• [Required action]
Going down the listing below, print exactly each line from the one with "Band structure of" up to and including the one with "The path is", and skip the rest.

• [Given data]
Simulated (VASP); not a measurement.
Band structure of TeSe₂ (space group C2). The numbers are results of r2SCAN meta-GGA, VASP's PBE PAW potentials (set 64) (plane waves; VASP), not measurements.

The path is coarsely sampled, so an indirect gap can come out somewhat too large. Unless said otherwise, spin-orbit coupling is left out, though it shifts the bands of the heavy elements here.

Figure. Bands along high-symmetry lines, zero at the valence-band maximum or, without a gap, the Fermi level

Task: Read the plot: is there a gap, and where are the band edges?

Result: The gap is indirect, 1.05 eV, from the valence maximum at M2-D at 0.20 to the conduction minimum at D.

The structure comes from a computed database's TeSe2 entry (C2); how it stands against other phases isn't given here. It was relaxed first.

• [Response area]
Band structure of TeSe₂ (space group C2). The numbers are results of r2SCAN meta-GGA, VASP's PBE PAW potentials (set 64) (plane waves; VASP), not measurements.

The path is coarsely sampled, so an indirect gap can come out somewhat too large. Unless said otherwise, spin-orbit coupling is left out, though it shifts the bands of the heavy elements here.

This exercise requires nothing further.